*DATASET EXTRACT*
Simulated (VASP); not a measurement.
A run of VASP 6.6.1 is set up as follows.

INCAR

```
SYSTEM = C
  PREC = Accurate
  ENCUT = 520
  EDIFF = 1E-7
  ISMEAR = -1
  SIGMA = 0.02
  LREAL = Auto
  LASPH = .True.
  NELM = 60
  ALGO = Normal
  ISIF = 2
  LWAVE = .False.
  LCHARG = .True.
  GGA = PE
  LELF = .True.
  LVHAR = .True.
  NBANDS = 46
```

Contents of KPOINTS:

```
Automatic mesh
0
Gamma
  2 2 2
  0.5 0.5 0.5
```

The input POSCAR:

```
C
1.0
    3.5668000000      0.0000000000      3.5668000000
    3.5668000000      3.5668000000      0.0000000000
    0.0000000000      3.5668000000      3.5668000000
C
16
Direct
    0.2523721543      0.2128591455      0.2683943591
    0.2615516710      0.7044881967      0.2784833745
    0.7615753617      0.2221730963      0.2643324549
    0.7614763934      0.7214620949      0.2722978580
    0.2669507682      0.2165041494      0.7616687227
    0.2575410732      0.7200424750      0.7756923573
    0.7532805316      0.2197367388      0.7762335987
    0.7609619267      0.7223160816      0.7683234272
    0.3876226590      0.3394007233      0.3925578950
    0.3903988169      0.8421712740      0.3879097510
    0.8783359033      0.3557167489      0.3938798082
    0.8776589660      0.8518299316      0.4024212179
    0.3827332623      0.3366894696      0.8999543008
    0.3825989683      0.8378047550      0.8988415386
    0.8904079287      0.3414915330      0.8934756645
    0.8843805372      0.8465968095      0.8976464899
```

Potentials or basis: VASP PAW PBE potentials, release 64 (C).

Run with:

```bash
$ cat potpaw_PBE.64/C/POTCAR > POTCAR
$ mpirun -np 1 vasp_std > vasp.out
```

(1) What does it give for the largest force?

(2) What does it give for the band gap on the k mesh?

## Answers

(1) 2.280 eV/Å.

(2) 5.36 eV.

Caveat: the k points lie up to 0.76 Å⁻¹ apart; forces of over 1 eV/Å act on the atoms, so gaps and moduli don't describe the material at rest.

*WORK ORDER*
Your task is to set down again, exactly, every line from the beginning of the listing through the line with "(2) 5.36 eV.".

*WRITTEN SOLUTION*
Simulated (VASP); not a measurement.
A run of VASP 6.6.1 is set up as follows.

INCAR

```
SYSTEM = C
  PREC = Accurate
  ENCUT = 520
  EDIFF = 1E-7
  ISMEAR = -1
  SIGMA = 0.02
  LREAL = Auto
  LASPH = .True.
  NELM = 60
  ALGO = Normal
  ISIF = 2
  LWAVE = .False.
  LCHARG = .True.
  GGA = PE
  LELF = .True.
  LVHAR = .True.
  NBANDS = 46
```

Contents of KPOINTS:

```
Automatic mesh
0
Gamma
  2 2 2
  0.5 0.5 0.5
```

The input POSCAR:

```
C
1.0
    3.5668000000      0.0000000000      3.5668000000
    3.5668000000      3.5668000000      0.0000000000
    0.0000000000      3.5668000000      3.5668000000
C
16
Direct
    0.2523721543      0.2128591455      0.2683943591
    0.2615516710      0.7044881967      0.2784833745
    0.7615753617      0.2221730963      0.2643324549
    0.7614763934      0.7214620949      0.2722978580
    0.2669507682      0.2165041494      0.7616687227
    0.2575410732      0.7200424750      0.7756923573
    0.7532805316      0.2197367388      0.7762335987
    0.7609619267      0.7223160816      0.7683234272
    0.3876226590      0.3394007233      0.3925578950
    0.3903988169      0.8421712740      0.3879097510
    0.8783359033      0.3557167489      0.3938798082
    0.8776589660      0.8518299316      0.4024212179
    0.3827332623      0.3366894696      0.8999543008
    0.3825989683      0.8378047550      0.8988415386
    0.8904079287      0.3414915330      0.8934756645
    0.8843805372      0.8465968095      0.8976464899
```

Potentials or basis: VASP PAW PBE potentials, release 64 (C).

Run with:

```bash
$ cat potpaw_PBE.64/C/POTCAR > POTCAR
$ mpirun -np 1 vasp_std > vasp.out
```

(1) What does it give for the largest force?

(2) What does it give for the band gap on the k mesh?

## Answers

(1) 2.280 eV/Å.

(2) 5.36 eV.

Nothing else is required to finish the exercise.